▸ **ASSIGNED TASK**:
The response must restate all of the data word for word.

▸ **DATA FOR ANALYSIS**:
+ + + +
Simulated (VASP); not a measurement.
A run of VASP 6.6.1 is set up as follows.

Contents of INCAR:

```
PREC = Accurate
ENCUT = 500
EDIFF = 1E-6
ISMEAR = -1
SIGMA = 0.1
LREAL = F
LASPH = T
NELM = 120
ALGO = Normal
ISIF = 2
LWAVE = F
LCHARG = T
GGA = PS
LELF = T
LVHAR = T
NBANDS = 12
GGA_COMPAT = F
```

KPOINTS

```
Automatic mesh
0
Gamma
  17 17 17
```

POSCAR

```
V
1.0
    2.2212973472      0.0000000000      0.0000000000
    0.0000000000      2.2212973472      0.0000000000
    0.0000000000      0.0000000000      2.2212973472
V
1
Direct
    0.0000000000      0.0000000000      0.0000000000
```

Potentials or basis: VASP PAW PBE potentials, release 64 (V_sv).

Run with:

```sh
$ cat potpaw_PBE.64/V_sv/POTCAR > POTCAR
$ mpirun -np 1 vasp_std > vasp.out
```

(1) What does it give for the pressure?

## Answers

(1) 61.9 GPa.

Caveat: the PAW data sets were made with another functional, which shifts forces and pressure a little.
+ + + +

▸ **EXERCISE RESPONSE**:
Simulated (VASP); not a measurement.
A run of VASP 6.6.1 is set up as follows.

Contents of INCAR:

```
PREC = Accurate
ENCUT = 500
EDIFF = 1E-6
ISMEAR = -1
SIGMA = 0.1
LREAL = F
LASPH = T
NELM = 120
ALGO = Normal
ISIF = 2
LWAVE = F
LCHARG = T
GGA = PS
LELF = T
LVHAR = T
NBANDS = 12
GGA_COMPAT = F
```

KPOINTS

```
Automatic mesh
0
Gamma
  17 17 17
```

POSCAR

```
V
1.0
    2.2212973472      0.0000000000      0.0000000000
    0.0000000000      2.2212973472      0.0000000000
    0.0000000000      0.0000000000      2.2212973472
V
1
Direct
    0.0000000000      0.0000000000      0.0000000000
```

Potentials or basis: VASP PAW PBE potentials, release 64 (V_sv).

Run with:

```sh
$ cat potpaw_PBE.64/V_sv/POTCAR > POTCAR
$ mpirun -np 1 vasp_std > vasp.out
```

(1) What does it give for the pressure?

## Answers

(1) 61.9 GPa.

Caveat: the PAW data sets were made with another functional, which shifts forces and pressure a little.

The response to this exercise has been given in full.